===== Record excerpts =====

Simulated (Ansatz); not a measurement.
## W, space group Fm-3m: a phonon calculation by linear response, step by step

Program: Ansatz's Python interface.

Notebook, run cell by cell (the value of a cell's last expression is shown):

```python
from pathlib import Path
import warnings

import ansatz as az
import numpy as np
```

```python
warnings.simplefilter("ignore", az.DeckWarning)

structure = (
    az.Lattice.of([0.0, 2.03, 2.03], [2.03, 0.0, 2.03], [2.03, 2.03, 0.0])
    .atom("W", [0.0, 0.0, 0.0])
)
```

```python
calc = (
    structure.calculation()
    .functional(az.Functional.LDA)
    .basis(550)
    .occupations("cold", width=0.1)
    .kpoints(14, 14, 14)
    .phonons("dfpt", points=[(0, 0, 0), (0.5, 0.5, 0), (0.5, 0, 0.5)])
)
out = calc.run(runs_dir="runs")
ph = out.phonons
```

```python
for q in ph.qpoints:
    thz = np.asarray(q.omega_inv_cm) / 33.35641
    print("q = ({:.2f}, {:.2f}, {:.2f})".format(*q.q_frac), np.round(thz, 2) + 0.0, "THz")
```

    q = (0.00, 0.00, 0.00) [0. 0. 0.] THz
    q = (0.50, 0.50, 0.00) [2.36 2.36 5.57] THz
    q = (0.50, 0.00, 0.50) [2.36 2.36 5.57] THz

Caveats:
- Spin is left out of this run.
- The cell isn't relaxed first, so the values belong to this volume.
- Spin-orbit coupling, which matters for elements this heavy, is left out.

=====

*Work order:* Print the lines above, unchanged, from the start of the records to the line with "- Spin is left out of this run.", including that final line.

*Response:*
Simulated (Ansatz); not a measurement.
## W, space group Fm-3m: a phonon calculation by linear response, step by step

Program: Ansatz's Python interface.

Notebook, run cell by cell (the value of a cell's last expression is shown):

```python
from pathlib import Path
import warnings

import ansatz as az
import numpy as np
```

```python
warnings.simplefilter("ignore", az.DeckWarning)

structure = (
    az.Lattice.of([0.0, 2.03, 2.03], [2.03, 0.0, 2.03], [2.03, 2.03, 0.0])
    .atom("W", [0.0, 0.0, 0.0])
)
```

```python
calc = (
    structure.calculation()
    .functional(az.Functional.LDA)
    .basis(550)
    .occupations("cold", width=0.1)
    .kpoints(14, 14, 14)
    .phonons("dfpt", points=[(0, 0, 0), (0.5, 0.5, 0), (0.5, 0, 0.5)])
)
out = calc.run(runs_dir="runs")
ph = out.phonons
```

```python
for q in ph.qpoints:
    thz = np.asarray(q.omega_inv_cm) / 33.35641
    print("q = ({:.2f}, {:.2f}, {:.2f})".format(*q.q_frac), np.round(thz, 2) + 0.0, "THz")
```

    q = (0.00, 0.00, 0.00) [0. 0. 0.] THz
    q = (0.50, 0.50, 0.00) [2.36 2.36 5.57] THz
    q = (0.50, 0.00, 0.50) [2.36 2.36 5.57] THz

Caveats:
- Spin is left out of this run.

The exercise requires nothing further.